#### Action item
In the material below, transcribe every line from the first through the line holding "# Low determinants", exactly, and stop after that line.

#### Data shown
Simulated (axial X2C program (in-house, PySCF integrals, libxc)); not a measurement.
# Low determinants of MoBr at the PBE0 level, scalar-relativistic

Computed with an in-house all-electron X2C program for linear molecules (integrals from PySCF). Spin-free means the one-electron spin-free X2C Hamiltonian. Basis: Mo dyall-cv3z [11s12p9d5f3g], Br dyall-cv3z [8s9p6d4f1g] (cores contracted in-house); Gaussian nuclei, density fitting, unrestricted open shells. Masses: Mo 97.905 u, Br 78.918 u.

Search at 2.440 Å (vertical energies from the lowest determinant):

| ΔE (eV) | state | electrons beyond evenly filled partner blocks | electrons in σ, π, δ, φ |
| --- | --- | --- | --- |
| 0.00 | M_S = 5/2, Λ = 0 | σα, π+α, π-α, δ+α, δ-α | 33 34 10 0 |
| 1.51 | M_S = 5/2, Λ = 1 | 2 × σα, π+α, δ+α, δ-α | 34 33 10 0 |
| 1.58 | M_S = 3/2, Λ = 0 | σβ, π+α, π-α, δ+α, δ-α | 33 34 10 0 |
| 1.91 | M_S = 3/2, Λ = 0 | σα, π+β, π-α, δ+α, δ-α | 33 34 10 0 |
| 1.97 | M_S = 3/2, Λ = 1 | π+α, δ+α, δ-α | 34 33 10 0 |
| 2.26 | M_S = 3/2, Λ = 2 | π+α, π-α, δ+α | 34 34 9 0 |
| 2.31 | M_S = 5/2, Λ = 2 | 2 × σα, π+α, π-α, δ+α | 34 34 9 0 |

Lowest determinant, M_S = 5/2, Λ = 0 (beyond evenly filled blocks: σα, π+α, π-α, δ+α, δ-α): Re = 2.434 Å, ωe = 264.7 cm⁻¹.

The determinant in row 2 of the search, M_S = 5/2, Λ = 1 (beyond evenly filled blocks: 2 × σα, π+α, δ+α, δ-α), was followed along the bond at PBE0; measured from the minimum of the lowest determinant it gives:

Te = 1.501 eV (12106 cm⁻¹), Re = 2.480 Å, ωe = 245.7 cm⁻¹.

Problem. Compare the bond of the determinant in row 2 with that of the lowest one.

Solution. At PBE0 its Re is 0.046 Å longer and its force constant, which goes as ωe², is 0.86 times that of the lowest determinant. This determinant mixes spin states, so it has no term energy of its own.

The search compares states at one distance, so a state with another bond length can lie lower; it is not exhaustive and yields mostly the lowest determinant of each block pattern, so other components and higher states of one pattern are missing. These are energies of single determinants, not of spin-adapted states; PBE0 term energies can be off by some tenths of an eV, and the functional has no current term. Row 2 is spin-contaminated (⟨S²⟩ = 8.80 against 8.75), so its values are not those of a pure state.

#### Written response
Simulated (axial X2C program (in-house, PySCF integrals, libxc)); not a measurement.
# Low determinants of MoBr at the PBE0 level, scalar-relativistic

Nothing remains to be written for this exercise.